>>>
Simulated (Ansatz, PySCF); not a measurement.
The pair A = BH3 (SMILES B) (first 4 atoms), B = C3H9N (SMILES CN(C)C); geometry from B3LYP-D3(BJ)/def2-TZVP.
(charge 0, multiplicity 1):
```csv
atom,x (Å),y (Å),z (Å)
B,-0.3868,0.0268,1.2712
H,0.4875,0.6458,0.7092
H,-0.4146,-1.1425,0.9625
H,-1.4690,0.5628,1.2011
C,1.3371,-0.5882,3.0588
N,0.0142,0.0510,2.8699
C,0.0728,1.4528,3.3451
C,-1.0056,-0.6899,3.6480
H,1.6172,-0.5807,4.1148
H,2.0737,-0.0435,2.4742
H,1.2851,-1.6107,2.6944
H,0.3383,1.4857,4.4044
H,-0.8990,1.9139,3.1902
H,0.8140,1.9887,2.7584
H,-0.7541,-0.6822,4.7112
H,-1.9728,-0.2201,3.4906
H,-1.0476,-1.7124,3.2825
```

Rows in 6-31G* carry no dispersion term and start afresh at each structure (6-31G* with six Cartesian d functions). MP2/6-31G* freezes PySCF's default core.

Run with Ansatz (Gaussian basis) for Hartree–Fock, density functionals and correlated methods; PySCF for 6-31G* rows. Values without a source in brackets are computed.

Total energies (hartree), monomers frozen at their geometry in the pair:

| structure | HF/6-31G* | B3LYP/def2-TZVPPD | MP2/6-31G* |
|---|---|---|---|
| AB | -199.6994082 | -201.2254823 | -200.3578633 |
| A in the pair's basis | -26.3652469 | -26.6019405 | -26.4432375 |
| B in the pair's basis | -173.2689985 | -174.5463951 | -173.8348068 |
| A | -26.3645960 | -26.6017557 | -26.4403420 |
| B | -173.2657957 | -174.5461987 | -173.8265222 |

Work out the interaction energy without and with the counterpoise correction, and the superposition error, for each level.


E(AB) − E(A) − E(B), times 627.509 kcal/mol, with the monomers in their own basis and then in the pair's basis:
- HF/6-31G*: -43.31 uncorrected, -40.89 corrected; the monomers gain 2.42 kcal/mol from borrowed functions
<<<

- **Required action**
Please reproduce, exactly as they appear above, the lines from the line containing "-174.5461987 | -173.8265222 |" up to and including the line containing "E(AB) − E(A)".

- **Answer box**
| B | -173.2657957 | -174.5461987 | -173.8265222 |

Work out the interaction energy without and with the counterpoise correction, and the superposition error, for each level.


E(AB) − E(A) − E(B), times 627.509 kcal/mol, with the monomers in their own basis and then in the pair's basis:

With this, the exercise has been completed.